_Provided records:_
+===+

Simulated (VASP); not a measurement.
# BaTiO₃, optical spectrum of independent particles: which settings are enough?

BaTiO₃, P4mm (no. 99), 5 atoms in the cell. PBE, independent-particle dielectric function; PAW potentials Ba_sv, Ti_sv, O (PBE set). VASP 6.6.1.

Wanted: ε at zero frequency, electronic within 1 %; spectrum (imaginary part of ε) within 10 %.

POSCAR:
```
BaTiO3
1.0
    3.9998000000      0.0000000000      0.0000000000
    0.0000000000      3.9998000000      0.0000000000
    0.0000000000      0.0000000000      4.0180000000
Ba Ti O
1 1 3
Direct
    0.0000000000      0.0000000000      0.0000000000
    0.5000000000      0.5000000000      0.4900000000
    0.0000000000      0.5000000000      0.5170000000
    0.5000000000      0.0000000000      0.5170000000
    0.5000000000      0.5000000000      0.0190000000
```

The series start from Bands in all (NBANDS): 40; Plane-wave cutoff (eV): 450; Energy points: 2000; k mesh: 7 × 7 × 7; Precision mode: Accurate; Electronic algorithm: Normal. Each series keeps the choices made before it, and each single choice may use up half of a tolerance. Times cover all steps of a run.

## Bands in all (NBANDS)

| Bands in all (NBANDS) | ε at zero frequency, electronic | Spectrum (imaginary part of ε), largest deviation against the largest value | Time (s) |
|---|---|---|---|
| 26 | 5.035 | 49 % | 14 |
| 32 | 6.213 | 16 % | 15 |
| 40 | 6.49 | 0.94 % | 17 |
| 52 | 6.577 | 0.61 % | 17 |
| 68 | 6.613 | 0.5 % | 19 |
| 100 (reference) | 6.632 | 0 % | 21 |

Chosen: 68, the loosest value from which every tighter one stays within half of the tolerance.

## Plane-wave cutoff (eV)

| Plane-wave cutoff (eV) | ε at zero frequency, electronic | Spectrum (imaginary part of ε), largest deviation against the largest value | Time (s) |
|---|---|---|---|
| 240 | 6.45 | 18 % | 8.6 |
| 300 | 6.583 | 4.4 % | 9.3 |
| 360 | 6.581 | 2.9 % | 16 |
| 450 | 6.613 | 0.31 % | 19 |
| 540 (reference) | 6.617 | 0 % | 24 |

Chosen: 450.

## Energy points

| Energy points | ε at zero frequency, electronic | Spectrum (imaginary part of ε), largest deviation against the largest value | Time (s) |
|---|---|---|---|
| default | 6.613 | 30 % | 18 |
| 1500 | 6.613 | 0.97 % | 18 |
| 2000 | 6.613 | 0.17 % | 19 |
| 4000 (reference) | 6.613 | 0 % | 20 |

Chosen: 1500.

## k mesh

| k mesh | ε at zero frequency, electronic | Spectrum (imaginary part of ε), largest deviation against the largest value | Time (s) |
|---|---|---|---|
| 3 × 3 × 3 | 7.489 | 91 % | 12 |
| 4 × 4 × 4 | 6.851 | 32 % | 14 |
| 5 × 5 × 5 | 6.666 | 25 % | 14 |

+===+

_Assigned task:_
Precisely the lines between those holding "0.17 % | 19 |" and "6.851 | 32 % | 14 |", inclusive, are to be reproduced from the listing above, with nothing added.

_Exercise answer:_
| 2000 | 6.613 | 0.17 % | 19 |
| 4000 (reference) | 6.613 | 0 % | 20 |

Chosen: 1500.

## k mesh

| k mesh | ε at zero frequency, electronic | Spectrum (imaginary part of ε), largest deviation against the largest value | Time (s) |
|---|---|---|---|
| 3 × 3 × 3 | 7.489 | 91 % | 12 |
| 4 × 4 × 4 | 6.851 | 32 % | 14 |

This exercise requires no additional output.